* **WORK INSTRUCTION**:
Give every line below again, exactly.

* **DATASET ENTRIES**:
>>>

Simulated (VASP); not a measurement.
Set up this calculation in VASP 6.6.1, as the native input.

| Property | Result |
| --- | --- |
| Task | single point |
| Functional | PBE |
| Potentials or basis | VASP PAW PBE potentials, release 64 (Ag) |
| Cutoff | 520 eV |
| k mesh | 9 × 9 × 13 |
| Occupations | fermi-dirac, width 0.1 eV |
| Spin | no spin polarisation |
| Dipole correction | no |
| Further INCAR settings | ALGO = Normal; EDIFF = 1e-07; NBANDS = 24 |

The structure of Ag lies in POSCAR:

<<<

* **YOUR RESPONSE**:
Simulated (VASP); not a measurement.
Set up this calculation in VASP 6.6.1, as the native input.

| Property | Result |
| --- | --- |
| Task | single point |
| Functional | PBE |
| Potentials or basis | VASP PAW PBE potentials, release 64 (Ag) |
| Cutoff | 520 eV |
| k mesh | 9 × 9 × 13 |
| Occupations | fermi-dirac, width 0.1 eV |
| Spin | no spin polarisation |
| Dipole correction | no |
| Further INCAR settings | ALGO = Normal; EDIFF = 1e-07; NBANDS = 24 |

The structure of Ag lies in POSCAR:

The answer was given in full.